> [Data excerpts]
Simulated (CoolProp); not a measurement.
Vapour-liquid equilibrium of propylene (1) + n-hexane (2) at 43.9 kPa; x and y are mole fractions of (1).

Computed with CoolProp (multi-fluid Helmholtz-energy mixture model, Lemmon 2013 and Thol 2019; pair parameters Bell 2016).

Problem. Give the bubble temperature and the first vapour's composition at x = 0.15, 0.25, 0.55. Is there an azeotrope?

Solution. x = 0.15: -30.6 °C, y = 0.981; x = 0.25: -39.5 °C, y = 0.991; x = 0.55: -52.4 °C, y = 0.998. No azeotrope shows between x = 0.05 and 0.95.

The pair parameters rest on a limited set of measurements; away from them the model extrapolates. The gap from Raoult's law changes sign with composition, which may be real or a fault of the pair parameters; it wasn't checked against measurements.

> [Brief]
Would you copy out all of the entries exactly?

> [Task result]
Simulated (CoolProp); not a measurement.
Vapour-liquid equilibrium of propylene (1) + n-hexane (2) at 43.9 kPa; x and y are mole fractions of (1).

Computed with CoolProp (multi-fluid Helmholtz-energy mixture model, Lemmon 2013 and Thol 2019; pair parameters Bell 2016).

Problem. Give the bubble temperature and the first vapour's composition at x = 0.15, 0.25, 0.55. Is there an azeotrope?

Solution. x = 0.15: -30.6 °C, y = 0.981; x = 0.25: -39.5 °C, y = 0.991; x = 0.55: -52.4 °C, y = 0.998. No azeotrope shows between x = 0.05 and 0.95.

The pair parameters rest on a limited set of measurements; away from them the model extrapolates. The gap from Raoult's law changes sign with composition, which may be real or a fault of the pair parameters; it wasn't checked against measurements.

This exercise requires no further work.